Task item:
Begin at the top of the following data. Copy each line exactly until you have copied the line containing "VASP 6.6.1 |".

------ Entries supplied
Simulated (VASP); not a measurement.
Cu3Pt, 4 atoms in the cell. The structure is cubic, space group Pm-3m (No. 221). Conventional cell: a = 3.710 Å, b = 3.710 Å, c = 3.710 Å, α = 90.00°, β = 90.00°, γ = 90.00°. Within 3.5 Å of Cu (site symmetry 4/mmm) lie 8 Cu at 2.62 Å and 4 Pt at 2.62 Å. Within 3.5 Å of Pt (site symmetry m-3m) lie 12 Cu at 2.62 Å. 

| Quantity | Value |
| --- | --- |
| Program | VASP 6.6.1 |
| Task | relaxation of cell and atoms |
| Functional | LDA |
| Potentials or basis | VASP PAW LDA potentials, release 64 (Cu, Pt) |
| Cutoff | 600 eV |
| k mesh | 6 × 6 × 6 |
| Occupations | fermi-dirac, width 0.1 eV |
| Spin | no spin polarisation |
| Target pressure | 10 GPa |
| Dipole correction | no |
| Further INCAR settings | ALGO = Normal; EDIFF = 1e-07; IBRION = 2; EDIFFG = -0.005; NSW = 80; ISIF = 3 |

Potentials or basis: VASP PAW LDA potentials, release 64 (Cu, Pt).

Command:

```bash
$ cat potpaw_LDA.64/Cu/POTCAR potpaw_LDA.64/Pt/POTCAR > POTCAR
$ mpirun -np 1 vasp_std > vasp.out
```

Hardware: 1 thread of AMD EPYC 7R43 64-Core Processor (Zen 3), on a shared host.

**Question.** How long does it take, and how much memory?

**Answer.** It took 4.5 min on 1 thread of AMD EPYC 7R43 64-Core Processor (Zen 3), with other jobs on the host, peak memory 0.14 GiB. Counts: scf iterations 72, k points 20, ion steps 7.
------------

Reply:
Simulated (VASP); not a measurement.
Cu3Pt, 4 atoms in the cell. The structure is cubic, space group Pm-3m (No. 221). Conventional cell: a = 3.710 Å, b = 3.710 Å, c = 3.710 Å, α = 90.00°, β = 90.00°, γ = 90.00°. Within 3.5 Å of Cu (site symmetry 4/mmm) lie 8 Cu at 2.62 Å and 4 Pt at 2.62 Å. Within 3.5 Å of Pt (site symmetry m-3m) lie 12 Cu at 2.62 Å. 

| Quantity | Value |
| --- | --- |
| Program | VASP 6.6.1 |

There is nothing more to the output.